**BRIEF:**
Your reply should contain every record, restated word for word.

**EXTRACTED DATA:**
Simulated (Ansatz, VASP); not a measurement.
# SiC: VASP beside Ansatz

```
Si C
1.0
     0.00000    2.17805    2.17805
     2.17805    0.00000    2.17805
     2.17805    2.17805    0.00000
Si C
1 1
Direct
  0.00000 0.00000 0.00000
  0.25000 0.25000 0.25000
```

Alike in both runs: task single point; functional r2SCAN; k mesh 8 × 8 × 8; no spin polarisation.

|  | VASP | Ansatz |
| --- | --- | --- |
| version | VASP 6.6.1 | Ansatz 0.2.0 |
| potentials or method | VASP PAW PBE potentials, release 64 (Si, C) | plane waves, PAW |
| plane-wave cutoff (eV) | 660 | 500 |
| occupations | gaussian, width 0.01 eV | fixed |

**EXERCISE RESULT:**
Simulated (Ansatz, VASP); not a measurement.
# SiC: VASP beside Ansatz

```
Si C
1.0
     0.00000    2.17805    2.17805
     2.17805    0.00000    2.17805
     2.17805    2.17805    0.00000
Si C
1 1
Direct
  0.00000 0.00000 0.00000
  0.25000 0.25000 0.25000
```

Alike in both runs: task single point; functional r2SCAN; k mesh 8 × 8 × 8; no spin polarisation.

|  | VASP | Ansatz |
| --- | --- | --- |
| version | VASP 6.6.1 | Ansatz 0.2.0 |
| potentials or method | VASP PAW PBE potentials, release 64 (Si, C) | plane waves, PAW |
| plane-wave cutoff (eV) | 660 | 500 |
| occupations | gaussian, width 0.01 eV | fixed |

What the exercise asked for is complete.